### Task item
Copy word for word, please, the lines of the entries below running from the one containing "6.219 | -0.238 |" to the one containing "Reference: 6.457 eV (measured; NIST levels).", both ends included.

———
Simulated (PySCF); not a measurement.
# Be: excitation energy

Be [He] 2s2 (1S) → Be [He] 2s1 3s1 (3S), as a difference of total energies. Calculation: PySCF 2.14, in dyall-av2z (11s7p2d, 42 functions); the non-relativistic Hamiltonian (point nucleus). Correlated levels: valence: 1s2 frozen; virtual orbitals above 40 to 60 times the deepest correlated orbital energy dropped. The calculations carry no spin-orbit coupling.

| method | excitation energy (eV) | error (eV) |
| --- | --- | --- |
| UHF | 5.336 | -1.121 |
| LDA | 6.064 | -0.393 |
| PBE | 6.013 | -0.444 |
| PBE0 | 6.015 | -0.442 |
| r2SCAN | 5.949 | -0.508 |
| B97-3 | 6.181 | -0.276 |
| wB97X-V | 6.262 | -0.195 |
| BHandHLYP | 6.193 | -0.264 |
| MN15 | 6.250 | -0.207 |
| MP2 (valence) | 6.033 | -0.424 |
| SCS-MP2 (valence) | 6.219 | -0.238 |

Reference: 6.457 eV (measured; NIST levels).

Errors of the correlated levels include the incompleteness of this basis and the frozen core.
———

### Response box
| SCS-MP2 (valence) | 6.219 | -0.238 |

Reference: 6.457 eV (measured; NIST levels).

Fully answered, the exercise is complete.